Assigned task:
Copy exactly the lines of the material below that run from the one containing "Wanted: errors and" through the one containing "The cell: 24". Copy no other lines.

Information supplied:
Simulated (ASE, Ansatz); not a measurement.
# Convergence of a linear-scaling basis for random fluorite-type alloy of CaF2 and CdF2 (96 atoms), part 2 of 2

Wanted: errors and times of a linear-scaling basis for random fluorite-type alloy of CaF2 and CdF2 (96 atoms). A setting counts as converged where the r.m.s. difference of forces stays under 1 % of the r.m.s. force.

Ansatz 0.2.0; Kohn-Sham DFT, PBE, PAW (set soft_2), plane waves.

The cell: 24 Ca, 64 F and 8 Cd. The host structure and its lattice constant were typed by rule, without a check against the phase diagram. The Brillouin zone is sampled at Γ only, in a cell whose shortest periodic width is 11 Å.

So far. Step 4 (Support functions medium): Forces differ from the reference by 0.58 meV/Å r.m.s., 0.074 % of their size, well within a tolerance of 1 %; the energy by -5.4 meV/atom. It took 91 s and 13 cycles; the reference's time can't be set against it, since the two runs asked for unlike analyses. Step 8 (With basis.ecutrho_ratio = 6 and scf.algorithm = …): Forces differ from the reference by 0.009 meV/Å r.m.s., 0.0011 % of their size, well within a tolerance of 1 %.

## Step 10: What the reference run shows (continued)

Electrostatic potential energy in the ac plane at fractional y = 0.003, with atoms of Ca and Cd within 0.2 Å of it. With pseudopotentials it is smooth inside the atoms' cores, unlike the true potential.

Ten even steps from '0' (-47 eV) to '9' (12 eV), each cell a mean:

Response box:
Wanted: errors and times of a linear-scaling basis for random fluorite-type alloy of CaF2 and CdF2 (96 atoms). A setting counts as converged where the r.m.s. difference of forces stays under 1 % of the r.m.s. force.

Ansatz 0.2.0; Kohn-Sham DFT, PBE, PAW (set soft_2), plane waves.

The cell: 24 Ca, 64 F and 8 Cd. The host structure and its lattice constant were typed by rule, without a check against the phase diagram. The Brillouin zone is sampled at Γ only, in a cell whose shortest periodic width is 11 Å.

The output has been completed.